■ WORK ORDER: Your answer must consist solely of the lines from the start of the entries below through the line with "8.39 | 137.62 |", unchanged.

** DATA FOR REVIEW follows **
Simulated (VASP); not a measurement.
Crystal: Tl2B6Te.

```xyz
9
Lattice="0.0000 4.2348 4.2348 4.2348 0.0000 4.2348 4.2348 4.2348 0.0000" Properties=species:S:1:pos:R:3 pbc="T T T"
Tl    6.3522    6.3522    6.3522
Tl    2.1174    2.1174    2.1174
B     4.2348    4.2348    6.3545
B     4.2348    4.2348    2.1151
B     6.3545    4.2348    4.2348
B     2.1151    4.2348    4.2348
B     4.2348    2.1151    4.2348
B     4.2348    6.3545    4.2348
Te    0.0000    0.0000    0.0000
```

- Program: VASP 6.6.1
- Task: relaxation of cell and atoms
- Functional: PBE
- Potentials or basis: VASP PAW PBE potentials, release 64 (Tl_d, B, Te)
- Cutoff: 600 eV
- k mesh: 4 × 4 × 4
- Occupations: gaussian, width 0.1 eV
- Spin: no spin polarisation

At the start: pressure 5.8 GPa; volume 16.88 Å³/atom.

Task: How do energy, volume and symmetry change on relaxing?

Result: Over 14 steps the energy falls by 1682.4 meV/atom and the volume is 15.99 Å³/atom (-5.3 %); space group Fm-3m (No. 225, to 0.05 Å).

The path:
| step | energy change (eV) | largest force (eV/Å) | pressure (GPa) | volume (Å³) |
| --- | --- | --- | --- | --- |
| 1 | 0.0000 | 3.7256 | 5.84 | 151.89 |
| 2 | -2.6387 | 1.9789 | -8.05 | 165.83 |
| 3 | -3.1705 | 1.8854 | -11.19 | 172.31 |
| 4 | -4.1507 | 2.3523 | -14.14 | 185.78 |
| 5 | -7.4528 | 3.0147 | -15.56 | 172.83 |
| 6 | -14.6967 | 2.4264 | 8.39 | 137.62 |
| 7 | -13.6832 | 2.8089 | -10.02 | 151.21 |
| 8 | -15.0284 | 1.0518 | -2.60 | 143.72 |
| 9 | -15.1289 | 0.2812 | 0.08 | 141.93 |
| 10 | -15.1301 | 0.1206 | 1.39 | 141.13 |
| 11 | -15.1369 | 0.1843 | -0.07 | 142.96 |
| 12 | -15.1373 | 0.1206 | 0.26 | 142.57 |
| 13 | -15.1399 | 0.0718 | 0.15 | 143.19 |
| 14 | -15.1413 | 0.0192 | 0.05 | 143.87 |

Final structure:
** End of DATA FOR REVIEW **

■ EXERCISE RESPONSE:
Simulated (VASP); not a measurement.
Crystal: Tl2B6Te.

```xyz
9
Lattice="0.0000 4.2348 4.2348 4.2348 0.0000 4.2348 4.2348 4.2348 0.0000" Properties=species:S:1:pos:R:3 pbc="T T T"
Tl    6.3522    6.3522    6.3522
Tl    2.1174    2.1174    2.1174
B     4.2348    4.2348    6.3545
B     4.2348    4.2348    2.1151
B     6.3545    4.2348    4.2348
B     2.1151    4.2348    4.2348
B     4.2348    2.1151    4.2348
B     4.2348    6.3545    4.2348
Te    0.0000    0.0000    0.0000
```

- Program: VASP 6.6.1
- Task: relaxation of cell and atoms
- Functional: PBE
- Potentials or basis: VASP PAW PBE potentials, release 64 (Tl_d, B, Te)
- Cutoff: 600 eV
- k mesh: 4 × 4 × 4
- Occupations: gaussian, width 0.1 eV
- Spin: no spin polarisation

At the start: pressure 5.8 GPa; volume 16.88 Å³/atom.

Task: How do energy, volume and symmetry change on relaxing?

Result: Over 14 steps the energy falls by 1682.4 meV/atom and the volume is 15.99 Å³/atom (-5.3 %); space group Fm-3m (No. 225, to 0.05 Å).

The path:
| step | energy change (eV) | largest force (eV/Å) | pressure (GPa) | volume (Å³) |
| --- | --- | --- | --- | --- |
| 1 | 0.0000 | 3.7256 | 5.84 | 151.89 |
| 2 | -2.6387 | 1.9789 | -8.05 | 165.83 |
| 3 | -3.1705 | 1.8854 | -11.19 | 172.31 |
| 4 | -4.1507 | 2.3523 | -14.14 | 185.78 |
| 5 | -7.4528 | 3.0147 | -15.56 | 172.83 |
| 6 | -14.6967 | 2.4264 | 8.39 | 137.62 |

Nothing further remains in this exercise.